# ENTRIES SUPPLIED
────

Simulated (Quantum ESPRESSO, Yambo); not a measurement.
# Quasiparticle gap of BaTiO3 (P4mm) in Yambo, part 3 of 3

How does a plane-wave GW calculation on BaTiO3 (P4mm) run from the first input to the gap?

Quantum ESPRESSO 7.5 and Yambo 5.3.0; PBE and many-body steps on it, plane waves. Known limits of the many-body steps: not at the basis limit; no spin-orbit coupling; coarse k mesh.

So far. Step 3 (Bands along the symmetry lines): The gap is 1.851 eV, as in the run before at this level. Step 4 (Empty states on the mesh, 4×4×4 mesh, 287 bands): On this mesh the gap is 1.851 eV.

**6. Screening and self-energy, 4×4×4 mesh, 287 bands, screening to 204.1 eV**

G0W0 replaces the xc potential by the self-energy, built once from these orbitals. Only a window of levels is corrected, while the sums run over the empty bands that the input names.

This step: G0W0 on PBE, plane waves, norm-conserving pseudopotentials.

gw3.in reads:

────

# ASSIGNMENT
Every record must appear in the answer exactly as written.

# EXERCISE RESPONSE
Simulated (Quantum ESPRESSO, Yambo); not a measurement.
# Quasiparticle gap of BaTiO3 (P4mm) in Yambo, part 3 of 3

How does a plane-wave GW calculation on BaTiO3 (P4mm) run from the first input to the gap?

Quantum ESPRESSO 7.5 and Yambo 5.3.0; PBE and many-body steps on it, plane waves. Known limits of the many-body steps: not at the basis limit; no spin-orbit coupling; coarse k mesh.

So far. Step 3 (Bands along the symmetry lines): The gap is 1.851 eV, as in the run before at this level. Step 4 (Empty states on the mesh, 4×4×4 mesh, 287 bands): On this mesh the gap is 1.851 eV.

**6. Screening and self-energy, 4×4×4 mesh, 287 bands, screening to 204.1 eV**

G0W0 replaces the xc potential by the self-energy, built once from these orbitals. Only a window of levels is corrected, while the sums run over the empty bands that the input names.

This step: G0W0 on PBE, plane waves, norm-conserving pseudopotentials.

gw3.in reads:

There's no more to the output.